Segment Open

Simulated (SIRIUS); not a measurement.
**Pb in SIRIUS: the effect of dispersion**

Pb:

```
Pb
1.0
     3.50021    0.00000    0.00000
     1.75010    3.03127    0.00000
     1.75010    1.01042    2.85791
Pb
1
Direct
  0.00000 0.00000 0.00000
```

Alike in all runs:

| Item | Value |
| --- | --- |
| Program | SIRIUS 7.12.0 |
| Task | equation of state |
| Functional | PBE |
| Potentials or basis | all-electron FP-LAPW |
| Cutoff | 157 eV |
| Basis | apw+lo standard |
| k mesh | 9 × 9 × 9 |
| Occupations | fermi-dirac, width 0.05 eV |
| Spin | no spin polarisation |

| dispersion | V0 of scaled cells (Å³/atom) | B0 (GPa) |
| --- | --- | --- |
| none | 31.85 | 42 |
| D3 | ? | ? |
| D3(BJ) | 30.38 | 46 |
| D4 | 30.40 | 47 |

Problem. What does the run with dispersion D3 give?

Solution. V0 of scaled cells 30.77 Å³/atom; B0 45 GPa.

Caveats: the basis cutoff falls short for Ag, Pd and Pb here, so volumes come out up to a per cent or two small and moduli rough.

Segment Closed

Work instruction: Would you set down all the lines above, exactly and in full?

Reply:
Simulated (SIRIUS); not a measurement.
**Pb in SIRIUS: the effect of dispersion**

Pb:

```
Pb
1.0
     3.50021    0.00000    0.00000
     1.75010    3.03127    0.00000
     1.75010    1.01042    2.85791
Pb
1
Direct
  0.00000 0.00000 0.00000
```

Alike in all runs:

| Item | Value |
| --- | --- |
| Program | SIRIUS 7.12.0 |
| Task | equation of state |
| Functional | PBE |
| Potentials or basis | all-electron FP-LAPW |
| Cutoff | 157 eV |
| Basis | apw+lo standard |
| k mesh | 9 × 9 × 9 |
| Occupations | fermi-dirac, width 0.05 eV |
| Spin | no spin polarisation |

| dispersion | V0 of scaled cells (Å³/atom) | B0 (GPa) |
| --- | --- | --- |
| none | 31.85 | 42 |
| D3 | ? | ? |
| D3(BJ) | 30.38 | 46 |
| D4 | 30.40 | 47 |

Problem. What does the run with dispersion D3 give?

Solution. V0 of scaled cells 30.77 Å³/atom; B0 45 GPa.

Caveats: the basis cutoff falls short for Ag, Pd and Pb here, so volumes come out up to a per cent or two small and moduli rough.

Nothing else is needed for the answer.